Segment Open

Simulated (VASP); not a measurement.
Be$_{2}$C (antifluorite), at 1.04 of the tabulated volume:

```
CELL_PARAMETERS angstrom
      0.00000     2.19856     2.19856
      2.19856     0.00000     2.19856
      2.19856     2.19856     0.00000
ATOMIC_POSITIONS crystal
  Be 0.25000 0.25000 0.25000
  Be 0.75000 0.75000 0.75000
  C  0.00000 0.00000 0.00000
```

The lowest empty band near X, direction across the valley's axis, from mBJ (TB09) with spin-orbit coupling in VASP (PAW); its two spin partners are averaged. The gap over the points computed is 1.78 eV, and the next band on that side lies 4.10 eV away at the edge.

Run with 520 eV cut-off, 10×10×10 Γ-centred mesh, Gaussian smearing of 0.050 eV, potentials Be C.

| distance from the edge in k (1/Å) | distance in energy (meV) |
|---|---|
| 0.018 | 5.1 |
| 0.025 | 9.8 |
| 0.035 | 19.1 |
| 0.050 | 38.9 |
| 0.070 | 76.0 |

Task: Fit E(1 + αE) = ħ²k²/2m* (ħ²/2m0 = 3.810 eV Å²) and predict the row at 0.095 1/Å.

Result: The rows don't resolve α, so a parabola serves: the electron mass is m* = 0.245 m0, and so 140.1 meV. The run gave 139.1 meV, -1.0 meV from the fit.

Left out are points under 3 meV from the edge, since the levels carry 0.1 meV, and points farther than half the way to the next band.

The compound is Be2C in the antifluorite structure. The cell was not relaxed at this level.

Segment Closed

**Requirement:** Once more, write out all the data above exactly as given.

**Written answer:**
Simulated (VASP); not a measurement.
Be$_{2}$C (antifluorite), at 1.04 of the tabulated volume:

```
CELL_PARAMETERS angstrom
      0.00000     2.19856     2.19856
      2.19856     0.00000     2.19856
      2.19856     2.19856     0.00000
ATOMIC_POSITIONS crystal
  Be 0.25000 0.25000 0.25000
  Be 0.75000 0.75000 0.75000
  C  0.00000 0.00000 0.00000
```

The lowest empty band near X, direction across the valley's axis, from mBJ (TB09) with spin-orbit coupling in VASP (PAW); its two spin partners are averaged. The gap over the points computed is 1.78 eV, and the next band on that side lies 4.10 eV away at the edge.

Run with 520 eV cut-off, 10×10×10 Γ-centred mesh, Gaussian smearing of 0.050 eV, potentials Be C.

| distance from the edge in k (1/Å) | distance in energy (meV) |
|---|---|
| 0.018 | 5.1 |
| 0.025 | 9.8 |
| 0.035 | 19.1 |
| 0.050 | 38.9 |
| 0.070 | 76.0 |

Task: Fit E(1 + αE) = ħ²k²/2m* (ħ²/2m0 = 3.810 eV Å²) and predict the row at 0.095 1/Å.

Result: The rows don't resolve α, so a parabola serves: the electron mass is m* = 0.245 m0, and so 140.1 meV. The run gave 139.1 meV, -1.0 meV from the fit.

Left out are points under 3 meV from the edge, since the levels carry 0.1 meV, and points farther than half the way to the next band.

The compound is Be2C in the antifluorite structure. The cell was not relaxed at this level.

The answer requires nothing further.